Among the lines below, take the one holding "Dipole correction: no", the one holding "100; ISIF = 8", and all lines between them. Set them down exactly.

§ RECORDS SUPPLIED
>>>>>

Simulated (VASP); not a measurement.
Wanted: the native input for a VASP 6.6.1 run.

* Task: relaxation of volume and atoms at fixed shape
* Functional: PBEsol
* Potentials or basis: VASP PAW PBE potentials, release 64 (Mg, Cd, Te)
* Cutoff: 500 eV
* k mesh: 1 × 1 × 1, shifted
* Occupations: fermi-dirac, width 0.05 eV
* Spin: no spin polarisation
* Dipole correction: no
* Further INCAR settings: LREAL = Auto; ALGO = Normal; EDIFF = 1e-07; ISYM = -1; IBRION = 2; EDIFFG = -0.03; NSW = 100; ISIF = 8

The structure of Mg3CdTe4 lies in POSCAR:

<<<<<

§ WORKED SOLUTION
* Dipole correction: no
* Further INCAR settings: LREAL = Auto; ALGO = Normal; EDIFF = 1e-07; ISYM = -1; IBRION = 2; EDIFFG = -0.03; NSW = 100; ISIF = 8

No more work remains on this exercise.